Work task: Write out the data below exactly, from its first line to the line containing "0.0 | +0.03 |", that line included.

Input data:
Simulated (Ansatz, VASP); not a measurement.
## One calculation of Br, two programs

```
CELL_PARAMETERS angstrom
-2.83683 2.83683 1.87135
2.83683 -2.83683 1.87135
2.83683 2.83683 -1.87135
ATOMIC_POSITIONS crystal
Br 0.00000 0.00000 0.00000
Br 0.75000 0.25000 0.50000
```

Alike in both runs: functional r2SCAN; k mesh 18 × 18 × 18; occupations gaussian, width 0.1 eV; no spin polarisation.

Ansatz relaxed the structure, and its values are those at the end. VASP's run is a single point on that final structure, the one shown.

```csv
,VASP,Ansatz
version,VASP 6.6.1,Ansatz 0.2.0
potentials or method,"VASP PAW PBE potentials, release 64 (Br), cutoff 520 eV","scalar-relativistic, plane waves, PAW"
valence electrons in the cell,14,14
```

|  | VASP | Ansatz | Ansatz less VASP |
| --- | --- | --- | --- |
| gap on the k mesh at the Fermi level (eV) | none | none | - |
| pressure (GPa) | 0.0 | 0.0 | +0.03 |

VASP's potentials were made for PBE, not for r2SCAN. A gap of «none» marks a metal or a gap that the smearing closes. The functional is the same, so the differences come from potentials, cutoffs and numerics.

Your solution:
Simulated (Ansatz, VASP); not a measurement.
## One calculation of Br, two programs

```
CELL_PARAMETERS angstrom
-2.83683 2.83683 1.87135
2.83683 -2.83683 1.87135
2.83683 2.83683 -1.87135
ATOMIC_POSITIONS crystal
Br 0.00000 0.00000 0.00000
Br 0.75000 0.25000 0.50000
```

Alike in both runs: functional r2SCAN; k mesh 18 × 18 × 18; occupations gaussian, width 0.1 eV; no spin polarisation.

Ansatz relaxed the structure, and its values are those at the end. VASP's run is a single point on that final structure, the one shown.

```csv
,VASP,Ansatz
version,VASP 6.6.1,Ansatz 0.2.0
potentials or method,"VASP PAW PBE potentials, release 64 (Br), cutoff 520 eV","scalar-relativistic, plane waves, PAW"
valence electrons in the cell,14,14
```

|  | VASP | Ansatz | Ansatz less VASP |
| --- | --- | --- | --- |
| gap on the k mesh at the Fermi level (eV) | none | none | - |
| pressure (GPa) | 0.0 | 0.0 | +0.03 |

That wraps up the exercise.